→ **Data for analysis**:
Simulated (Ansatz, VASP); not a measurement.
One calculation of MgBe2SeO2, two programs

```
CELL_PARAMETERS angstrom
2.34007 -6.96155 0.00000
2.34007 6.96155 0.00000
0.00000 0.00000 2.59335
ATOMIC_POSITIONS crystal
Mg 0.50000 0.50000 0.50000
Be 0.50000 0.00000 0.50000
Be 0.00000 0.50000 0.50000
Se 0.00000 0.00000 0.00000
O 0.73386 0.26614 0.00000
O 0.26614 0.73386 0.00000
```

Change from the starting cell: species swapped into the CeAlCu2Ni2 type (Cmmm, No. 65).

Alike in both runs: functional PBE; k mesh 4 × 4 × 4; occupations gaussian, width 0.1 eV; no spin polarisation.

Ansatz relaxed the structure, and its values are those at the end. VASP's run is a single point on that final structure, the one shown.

→ **Assigned task**:
Lines from the top of the data above through the line with "Alike in both", both ends included: copy them exactly, nothing more.

→ **Result**:
Simulated (Ansatz, VASP); not a measurement.
One calculation of MgBe2SeO2, two programs

```
CELL_PARAMETERS angstrom
2.34007 -6.96155 0.00000
2.34007 6.96155 0.00000
0.00000 0.00000 2.59335
ATOMIC_POSITIONS crystal
Mg 0.50000 0.50000 0.50000
Be 0.50000 0.00000 0.50000
Be 0.00000 0.50000 0.50000
Se 0.00000 0.00000 0.00000
O 0.73386 0.26614 0.00000
O 0.26614 0.73386 0.00000
```

Change from the starting cell: species swapped into the CeAlCu2Ni2 type (Cmmm, No. 65).

Alike in both runs: functional PBE; k mesh 4 × 4 × 4; occupations gaussian, width 0.1 eV; no spin polarisation.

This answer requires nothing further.